───── Entries provided
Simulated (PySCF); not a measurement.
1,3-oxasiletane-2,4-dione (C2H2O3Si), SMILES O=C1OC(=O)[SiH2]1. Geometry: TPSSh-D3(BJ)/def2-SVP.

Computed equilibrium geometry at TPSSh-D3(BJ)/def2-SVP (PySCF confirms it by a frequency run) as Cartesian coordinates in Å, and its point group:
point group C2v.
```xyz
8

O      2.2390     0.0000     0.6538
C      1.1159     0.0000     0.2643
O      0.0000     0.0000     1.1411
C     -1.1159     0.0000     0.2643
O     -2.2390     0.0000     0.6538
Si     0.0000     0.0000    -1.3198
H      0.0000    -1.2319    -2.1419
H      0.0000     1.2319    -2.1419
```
──────────

* [Task item]
The response should consist of all the entries, set down exactly.

* [Solution]
Simulated (PySCF); not a measurement.
1,3-oxasiletane-2,4-dione (C2H2O3Si), SMILES O=C1OC(=O)[SiH2]1. Geometry: TPSSh-D3(BJ)/def2-SVP.

Computed equilibrium geometry at TPSSh-D3(BJ)/def2-SVP (PySCF confirms it by a frequency run) as Cartesian coordinates in Å, and its point group:
point group C2v.
```xyz
8

O      2.2390     0.0000     0.6538
C      1.1159     0.0000     0.2643
O      0.0000     0.0000     1.1411
C     -1.1159     0.0000     0.2643
O     -2.2390     0.0000     0.6538
Si     0.0000     0.0000    -1.3198
H      0.0000    -1.2319    -2.1419
H      0.0000     1.2319    -2.1419
```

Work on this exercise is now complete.